§ **Work task**
What is needed is an exact copy of all the entries below.

*** Opening Source material ***

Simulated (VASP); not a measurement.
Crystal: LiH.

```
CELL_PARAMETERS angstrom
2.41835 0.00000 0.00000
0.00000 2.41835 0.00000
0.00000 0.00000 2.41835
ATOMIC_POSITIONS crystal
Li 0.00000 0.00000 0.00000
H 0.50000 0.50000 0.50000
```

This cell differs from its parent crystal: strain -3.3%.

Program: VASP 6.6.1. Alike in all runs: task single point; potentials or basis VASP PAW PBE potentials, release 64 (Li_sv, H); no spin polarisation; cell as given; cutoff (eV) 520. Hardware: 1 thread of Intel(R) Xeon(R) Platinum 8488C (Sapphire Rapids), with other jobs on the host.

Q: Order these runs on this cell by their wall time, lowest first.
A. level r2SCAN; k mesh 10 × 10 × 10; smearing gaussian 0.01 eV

*** Closing Source material ***

§ **Response area**
Simulated (VASP); not a measurement.
Crystal: LiH.

```
CELL_PARAMETERS angstrom
2.41835 0.00000 0.00000
0.00000 2.41835 0.00000
0.00000 0.00000 2.41835
ATOMIC_POSITIONS crystal
Li 0.00000 0.00000 0.00000
H 0.50000 0.50000 0.50000
```

This cell differs from its parent crystal: strain -3.3%.

Program: VASP 6.6.1. Alike in all runs: task single point; potentials or basis VASP PAW PBE potentials, release 64 (Li_sv, H); no spin polarisation; cell as given; cutoff (eV) 520. Hardware: 1 thread of Intel(R) Xeon(R) Platinum 8488C (Sapphire Rapids), with other jobs on the host.

Q: Order these runs on this cell by their wall time, lowest first.
A. level r2SCAN; k mesh 10 × 10 × 10; smearing gaussian 0.01 eV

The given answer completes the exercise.